--

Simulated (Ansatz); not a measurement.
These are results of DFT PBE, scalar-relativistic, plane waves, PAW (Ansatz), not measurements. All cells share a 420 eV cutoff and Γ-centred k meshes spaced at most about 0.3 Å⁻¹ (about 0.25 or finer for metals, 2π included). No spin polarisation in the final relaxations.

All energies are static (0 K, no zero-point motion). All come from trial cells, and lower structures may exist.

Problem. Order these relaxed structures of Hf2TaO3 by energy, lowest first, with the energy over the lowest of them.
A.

--

# Assigned task:
Each of the entries above needs to be given again exactly.

# Task result:
Simulated (Ansatz); not a measurement.
These are results of DFT PBE, scalar-relativistic, plane waves, PAW (Ansatz), not measurements. All cells share a 420 eV cutoff and Γ-centred k meshes spaced at most about 0.3 Å⁻¹ (about 0.25 or finer for metals, 2π included). No spin polarisation in the final relaxations.

All energies are static (0 K, no zero-point motion). All come from trial cells, and lower structures may exist.

Problem. Order these relaxed structures of Hf2TaO3 by energy, lowest first, with the energy over the lowest of them.
A.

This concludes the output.